Assignment: Can you quote, word for word, every line from the first line of the records below through the line containing "0.000380 | 0.0723 |", and nothing else?

- - -
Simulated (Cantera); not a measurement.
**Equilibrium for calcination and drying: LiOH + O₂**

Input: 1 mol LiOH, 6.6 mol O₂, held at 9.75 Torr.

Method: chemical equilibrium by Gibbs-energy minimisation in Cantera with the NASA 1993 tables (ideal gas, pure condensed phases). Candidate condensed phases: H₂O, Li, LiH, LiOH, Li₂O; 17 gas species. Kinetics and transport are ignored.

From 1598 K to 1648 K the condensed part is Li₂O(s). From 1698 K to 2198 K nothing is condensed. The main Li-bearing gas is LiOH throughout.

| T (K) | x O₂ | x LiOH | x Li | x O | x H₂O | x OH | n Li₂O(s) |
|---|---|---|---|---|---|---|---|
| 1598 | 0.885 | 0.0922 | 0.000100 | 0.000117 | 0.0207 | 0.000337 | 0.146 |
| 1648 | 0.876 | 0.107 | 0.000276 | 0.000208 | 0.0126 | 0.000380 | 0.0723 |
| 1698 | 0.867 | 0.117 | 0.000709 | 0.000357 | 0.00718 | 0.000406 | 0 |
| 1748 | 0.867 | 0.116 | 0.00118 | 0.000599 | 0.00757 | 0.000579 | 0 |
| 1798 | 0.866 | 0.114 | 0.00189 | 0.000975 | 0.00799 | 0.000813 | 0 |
- - -

Written response:
Simulated (Cantera); not a measurement.
**Equilibrium for calcination and drying: LiOH + O₂**

Input: 1 mol LiOH, 6.6 mol O₂, held at 9.75 Torr.

Method: chemical equilibrium by Gibbs-energy minimisation in Cantera with the NASA 1993 tables (ideal gas, pure condensed phases). Candidate condensed phases: H₂O, Li, LiH, LiOH, Li₂O; 17 gas species. Kinetics and transport are ignored.

From 1598 K to 1648 K the condensed part is Li₂O(s). From 1698 K to 2198 K nothing is condensed. The main Li-bearing gas is LiOH throughout.

| T (K) | x O₂ | x LiOH | x Li | x O | x H₂O | x OH | n Li₂O(s) |
|---|---|---|---|---|---|---|---|
| 1598 | 0.885 | 0.0922 | 0.000100 | 0.000117 | 0.0207 | 0.000337 | 0.146 |
| 1648 | 0.876 | 0.107 | 0.000276 | 0.000208 | 0.0126 | 0.000380 | 0.0723 |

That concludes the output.